With the material below, print exactly the lines between the line holding "dipole (D) |" and the line holding "61.4 | 4.40 |", inclusive. Add nothing else.

------ DATA EXCERPTS

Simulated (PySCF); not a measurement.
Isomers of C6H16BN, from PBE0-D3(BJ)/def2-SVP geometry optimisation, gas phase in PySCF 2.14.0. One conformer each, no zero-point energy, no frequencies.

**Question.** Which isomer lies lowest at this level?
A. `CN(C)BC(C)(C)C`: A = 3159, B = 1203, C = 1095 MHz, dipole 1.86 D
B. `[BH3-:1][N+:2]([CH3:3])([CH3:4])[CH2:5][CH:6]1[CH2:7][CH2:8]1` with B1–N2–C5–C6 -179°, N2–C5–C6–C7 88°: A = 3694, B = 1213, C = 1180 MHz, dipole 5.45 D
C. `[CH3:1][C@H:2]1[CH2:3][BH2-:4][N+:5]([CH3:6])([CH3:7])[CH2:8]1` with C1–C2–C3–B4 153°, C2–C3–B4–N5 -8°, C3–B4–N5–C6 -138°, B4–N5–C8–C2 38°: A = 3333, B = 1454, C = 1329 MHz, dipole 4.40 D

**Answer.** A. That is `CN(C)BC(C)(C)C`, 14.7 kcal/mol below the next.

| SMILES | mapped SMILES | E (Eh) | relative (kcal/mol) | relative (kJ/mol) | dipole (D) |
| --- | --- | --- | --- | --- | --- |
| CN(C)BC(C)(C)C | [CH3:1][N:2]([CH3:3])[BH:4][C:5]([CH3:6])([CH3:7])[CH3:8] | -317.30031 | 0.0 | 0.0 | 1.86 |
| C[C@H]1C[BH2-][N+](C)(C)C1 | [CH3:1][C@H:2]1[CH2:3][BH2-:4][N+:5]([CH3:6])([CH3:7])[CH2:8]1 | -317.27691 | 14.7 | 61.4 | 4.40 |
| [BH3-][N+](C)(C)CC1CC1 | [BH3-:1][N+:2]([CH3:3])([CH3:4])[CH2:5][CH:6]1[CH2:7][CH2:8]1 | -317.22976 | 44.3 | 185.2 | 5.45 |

------------

__TASK RESULT__.
| SMILES | mapped SMILES | E (Eh) | relative (kcal/mol) | relative (kJ/mol) | dipole (D) |
| --- | --- | --- | --- | --- | --- |
| CN(C)BC(C)(C)C | [CH3:1][N:2]([CH3:3])[BH:4][C:5]([CH3:6])([CH3:7])[CH3:8] | -317.30031 | 0.0 | 0.0 | 1.86 |
| C[C@H]1C[BH2-][N+](C)(C)C1 | [CH3:1][C@H:2]1[CH2:3][BH2-:4][N+:5]([CH3:6])([CH3:7])[CH2:8]1 | -317.27691 | 14.7 | 61.4 | 4.40 |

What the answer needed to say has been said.